ACTIVITY
Set down, character for character, everything in the records below from the line holding "The calculation used" down to the line holding "Which geometry has the lower energy?", and no other line.

EXTRACTED DATA
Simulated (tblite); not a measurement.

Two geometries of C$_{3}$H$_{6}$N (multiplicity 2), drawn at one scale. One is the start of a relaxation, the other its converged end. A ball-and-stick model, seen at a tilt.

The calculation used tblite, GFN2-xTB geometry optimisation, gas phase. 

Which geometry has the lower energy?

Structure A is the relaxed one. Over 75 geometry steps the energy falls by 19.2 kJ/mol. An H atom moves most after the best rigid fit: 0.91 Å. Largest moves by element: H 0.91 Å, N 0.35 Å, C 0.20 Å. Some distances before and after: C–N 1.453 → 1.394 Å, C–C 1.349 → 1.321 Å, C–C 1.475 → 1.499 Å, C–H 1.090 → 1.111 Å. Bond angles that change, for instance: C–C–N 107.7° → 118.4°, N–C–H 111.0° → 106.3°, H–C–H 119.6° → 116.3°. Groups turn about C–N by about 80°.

WRITTEN ANSWER
The calculation used tblite, GFN2-xTB geometry optimisation, gas phase. 

Which geometry has the lower energy?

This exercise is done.